• • •

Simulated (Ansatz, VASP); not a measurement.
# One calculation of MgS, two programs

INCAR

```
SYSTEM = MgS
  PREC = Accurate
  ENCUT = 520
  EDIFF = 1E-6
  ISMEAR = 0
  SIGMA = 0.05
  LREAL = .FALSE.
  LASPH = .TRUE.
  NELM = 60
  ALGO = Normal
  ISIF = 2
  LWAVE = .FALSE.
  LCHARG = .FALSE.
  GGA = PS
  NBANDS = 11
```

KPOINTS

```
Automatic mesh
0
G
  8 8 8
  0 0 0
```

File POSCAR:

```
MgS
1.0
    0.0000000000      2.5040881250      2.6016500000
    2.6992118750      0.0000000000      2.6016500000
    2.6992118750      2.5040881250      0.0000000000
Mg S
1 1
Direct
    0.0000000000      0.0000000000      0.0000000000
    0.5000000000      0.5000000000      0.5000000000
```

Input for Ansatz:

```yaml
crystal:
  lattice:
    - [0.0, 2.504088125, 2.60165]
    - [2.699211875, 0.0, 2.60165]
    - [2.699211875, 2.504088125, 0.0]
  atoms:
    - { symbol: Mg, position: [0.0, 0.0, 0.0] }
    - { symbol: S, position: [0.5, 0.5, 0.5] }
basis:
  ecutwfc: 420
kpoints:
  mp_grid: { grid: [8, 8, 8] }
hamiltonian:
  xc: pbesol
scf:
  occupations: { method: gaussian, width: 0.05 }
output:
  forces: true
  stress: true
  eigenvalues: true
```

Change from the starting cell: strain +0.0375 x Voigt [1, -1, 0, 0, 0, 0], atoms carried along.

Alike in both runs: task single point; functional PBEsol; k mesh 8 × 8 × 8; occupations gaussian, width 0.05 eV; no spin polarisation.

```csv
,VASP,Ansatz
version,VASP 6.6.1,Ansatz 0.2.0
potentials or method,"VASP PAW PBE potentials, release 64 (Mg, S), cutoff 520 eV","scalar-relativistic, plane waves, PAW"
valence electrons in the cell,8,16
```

• • •

Exercise: Copy the lines above exactly, from the very first through the one containing "Change from the", and include no other line.

Response box:
Simulated (Ansatz, VASP); not a measurement.
# One calculation of MgS, two programs

INCAR

```
SYSTEM = MgS
  PREC = Accurate
  ENCUT = 520
  EDIFF = 1E-6
  ISMEAR = 0
  SIGMA = 0.05
  LREAL = .FALSE.
  LASPH = .TRUE.
  NELM = 60
  ALGO = Normal
  ISIF = 2
  LWAVE = .FALSE.
  LCHARG = .FALSE.
  GGA = PS
  NBANDS = 11
```

KPOINTS

```
Automatic mesh
0
G
  8 8 8
  0 0 0
```

File POSCAR:

```
MgS
1.0
    0.0000000000      2.5040881250      2.6016500000
    2.6992118750      0.0000000000      2.6016500000
    2.6992118750      2.5040881250      0.0000000000
Mg S
1 1
Direct
    0.0000000000      0.0000000000      0.0000000000
    0.5000000000      0.5000000000      0.5000000000
```

Input for Ansatz:

```yaml
crystal:
  lattice:
    - [0.0, 2.504088125, 2.60165]
    - [2.699211875, 0.0, 2.60165]
    - [2.699211875, 2.504088125, 0.0]
  atoms:
    - { symbol: Mg, position: [0.0, 0.0, 0.0] }
    - { symbol: S, position: [0.5, 0.5, 0.5] }
basis:
  ecutwfc: 420
kpoints:
  mp_grid: { grid: [8, 8, 8] }
hamiltonian:
  xc: pbesol
scf:
  occupations: { method: gaussian, width: 0.05 }
output:
  forces: true
  stress: true
  eigenvalues: true
```

Change from the starting cell: strain +0.0375 x Voigt [1, -1, 0, 0, 0, 0], atoms carried along.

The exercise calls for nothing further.